** Activity **
Would you return the lines between the one holding "17O: 119.0 (1), 118.8" and the one holding "Which structure gave them?", inclusive, and only those, exactly as they stand in the listing below?

[Data shown]
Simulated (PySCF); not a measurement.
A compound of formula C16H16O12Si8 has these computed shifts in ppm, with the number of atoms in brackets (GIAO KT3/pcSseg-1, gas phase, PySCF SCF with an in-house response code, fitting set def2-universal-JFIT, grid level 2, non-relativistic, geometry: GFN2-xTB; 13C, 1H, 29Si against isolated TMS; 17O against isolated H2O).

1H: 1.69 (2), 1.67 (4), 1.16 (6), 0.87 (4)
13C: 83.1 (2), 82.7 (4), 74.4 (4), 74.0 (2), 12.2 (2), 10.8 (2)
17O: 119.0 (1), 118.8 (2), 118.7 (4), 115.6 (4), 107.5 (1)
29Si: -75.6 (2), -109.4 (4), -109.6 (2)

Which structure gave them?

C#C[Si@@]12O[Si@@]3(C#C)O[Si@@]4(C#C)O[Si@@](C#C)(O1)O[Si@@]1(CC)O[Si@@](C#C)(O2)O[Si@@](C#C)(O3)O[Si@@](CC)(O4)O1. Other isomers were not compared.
[/Data shown]

** Response box **
17O: 119.0 (1), 118.8 (2), 118.7 (4), 115.6 (4), 107.5 (1)
29Si: -75.6 (2), -109.4 (4), -109.6 (2)

Which structure gave them?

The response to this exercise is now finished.